→ Exercise
Can you write out the whole listing exactly?

→ Stored data

= Beginning of Section =

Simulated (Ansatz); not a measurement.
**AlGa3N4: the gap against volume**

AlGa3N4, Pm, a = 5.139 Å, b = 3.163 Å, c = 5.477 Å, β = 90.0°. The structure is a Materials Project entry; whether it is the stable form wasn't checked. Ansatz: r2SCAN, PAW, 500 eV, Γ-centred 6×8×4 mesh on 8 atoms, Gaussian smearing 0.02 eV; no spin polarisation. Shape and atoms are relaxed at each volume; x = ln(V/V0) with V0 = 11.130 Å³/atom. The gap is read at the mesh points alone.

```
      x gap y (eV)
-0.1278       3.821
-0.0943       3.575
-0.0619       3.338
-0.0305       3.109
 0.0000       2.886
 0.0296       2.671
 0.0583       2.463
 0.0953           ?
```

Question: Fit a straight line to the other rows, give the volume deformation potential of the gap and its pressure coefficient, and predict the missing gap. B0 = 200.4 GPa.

= End of Section =

→ Written answer
Simulated (Ansatz); not a measurement.
**AlGa3N4: the gap against volume**

AlGa3N4, Pm, a = 5.139 Å, b = 3.163 Å, c = 5.477 Å, β = 90.0°. The structure is a Materials Project entry; whether it is the stable form wasn't checked. Ansatz: r2SCAN, PAW, 500 eV, Γ-centred 6×8×4 mesh on 8 atoms, Gaussian smearing 0.02 eV; no spin polarisation. Shape and atoms are relaxed at each volume; x = ln(V/V0) with V0 = 11.130 Å³/atom. The gap is read at the mesh points alone.

```
      x gap y (eV)
-0.1278       3.821
-0.0943       3.575
-0.0619       3.338
-0.0305       3.109
 0.0000       2.886
 0.0296       2.671
 0.0583       2.463
 0.0953           ?
```

Question: Fit a straight line to the other rows, give the volume deformation potential of the gap and its pressure coefficient, and predict the missing gap. B0 = 200.4 GPa.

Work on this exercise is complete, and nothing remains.